### Information
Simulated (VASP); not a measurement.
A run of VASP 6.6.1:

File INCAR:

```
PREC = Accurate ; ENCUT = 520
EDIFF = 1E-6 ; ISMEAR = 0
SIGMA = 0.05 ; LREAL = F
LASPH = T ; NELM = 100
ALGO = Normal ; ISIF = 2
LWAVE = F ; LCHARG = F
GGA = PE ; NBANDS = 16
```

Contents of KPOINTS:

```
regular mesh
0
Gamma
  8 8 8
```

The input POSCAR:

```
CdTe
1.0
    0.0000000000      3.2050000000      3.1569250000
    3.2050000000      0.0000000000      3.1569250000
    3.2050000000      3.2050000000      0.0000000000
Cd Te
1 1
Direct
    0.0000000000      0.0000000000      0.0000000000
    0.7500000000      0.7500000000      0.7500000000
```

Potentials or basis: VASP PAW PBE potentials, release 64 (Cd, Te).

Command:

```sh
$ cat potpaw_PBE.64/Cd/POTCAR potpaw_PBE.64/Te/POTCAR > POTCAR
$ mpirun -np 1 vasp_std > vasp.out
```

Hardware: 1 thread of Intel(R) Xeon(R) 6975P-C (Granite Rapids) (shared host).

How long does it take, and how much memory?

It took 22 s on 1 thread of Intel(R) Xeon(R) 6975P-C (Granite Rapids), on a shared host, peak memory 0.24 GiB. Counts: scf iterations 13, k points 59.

### Work request
Taking the line with "A run of VASP" as the first and the line with "How long does it take, and how much memory?" as the last, retype that stretch of the data above exactly, with no other lines.

### Exercise solution
A run of VASP 6.6.1:

File INCAR:

```
PREC = Accurate ; ENCUT = 520
EDIFF = 1E-6 ; ISMEAR = 0
SIGMA = 0.05 ; LREAL = F
LASPH = T ; NELM = 100
ALGO = Normal ; ISIF = 2
LWAVE = F ; LCHARG = F
GGA = PE ; NBANDS = 16
```

Contents of KPOINTS:

```
regular mesh
0
Gamma
  8 8 8
```

The input POSCAR:

```
CdTe
1.0
    0.0000000000      3.2050000000      3.1569250000
    3.2050000000      0.0000000000      3.1569250000
    3.2050000000      3.2050000000      0.0000000000
Cd Te
1 1
Direct
    0.0000000000      0.0000000000      0.0000000000
    0.7500000000      0.7500000000      0.7500000000
```

Potentials or basis: VASP PAW PBE potentials, release 64 (Cd, Te).

Command:

```sh
$ cat potpaw_PBE.64/Cd/POTCAR potpaw_PBE.64/Te/POTCAR > POTCAR
$ mpirun -np 1 vasp_std > vasp.out
```

Hardware: 1 thread of Intel(R) Xeon(R) 6975P-C (Granite Rapids) (shared host).

How long does it take, and how much memory?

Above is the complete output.